▶ **Work order**
Please output each entry exactly as it appears.

▶ **Material shown**
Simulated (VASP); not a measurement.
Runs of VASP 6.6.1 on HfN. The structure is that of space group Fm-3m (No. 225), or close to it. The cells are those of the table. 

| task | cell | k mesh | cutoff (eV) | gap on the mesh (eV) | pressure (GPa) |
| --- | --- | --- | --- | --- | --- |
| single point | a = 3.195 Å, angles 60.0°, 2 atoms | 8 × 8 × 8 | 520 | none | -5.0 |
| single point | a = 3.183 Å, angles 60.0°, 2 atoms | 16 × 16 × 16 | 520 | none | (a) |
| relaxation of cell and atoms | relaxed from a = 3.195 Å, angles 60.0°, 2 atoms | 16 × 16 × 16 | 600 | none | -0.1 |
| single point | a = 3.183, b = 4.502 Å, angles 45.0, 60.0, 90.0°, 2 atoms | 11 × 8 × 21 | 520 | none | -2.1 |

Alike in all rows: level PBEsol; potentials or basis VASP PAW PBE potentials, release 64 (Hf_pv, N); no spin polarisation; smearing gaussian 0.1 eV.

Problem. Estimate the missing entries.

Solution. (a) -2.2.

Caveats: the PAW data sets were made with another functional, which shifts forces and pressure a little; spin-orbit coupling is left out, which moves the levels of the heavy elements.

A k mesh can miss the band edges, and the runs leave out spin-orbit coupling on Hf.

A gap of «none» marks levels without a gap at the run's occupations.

▶ **Exercise result**
Simulated (VASP); not a measurement.
Runs of VASP 6.6.1 on HfN. The structure is that of space group Fm-3m (No. 225), or close to it. The cells are those of the table. 

| task | cell | k mesh | cutoff (eV) | gap on the mesh (eV) | pressure (GPa) |
| --- | --- | --- | --- | --- | --- |
| single point | a = 3.195 Å, angles 60.0°, 2 atoms | 8 × 8 × 8 | 520 | none | -5.0 |
| single point | a = 3.183 Å, angles 60.0°, 2 atoms | 16 × 16 × 16 | 520 | none | (a) |
| relaxation of cell and atoms | relaxed from a = 3.195 Å, angles 60.0°, 2 atoms | 16 × 16 × 16 | 600 | none | -0.1 |
| single point | a = 3.183, b = 4.502 Å, angles 45.0, 60.0, 90.0°, 2 atoms | 11 × 8 × 21 | 520 | none | -2.1 |

Alike in all rows: level PBEsol; potentials or basis VASP PAW PBE potentials, release 64 (Hf_pv, N); no spin polarisation; smearing gaussian 0.1 eV.

Problem. Estimate the missing entries.

Solution. (a) -2.2.

Caveats: the PAW data sets were made with another functional, which shifts forces and pressure a little; spin-orbit coupling is left out, which moves the levels of the heavy elements.

A k mesh can miss the band edges, and the runs leave out spin-orbit coupling on Hf.

A gap of «none» marks levels without a gap at the run's occupations.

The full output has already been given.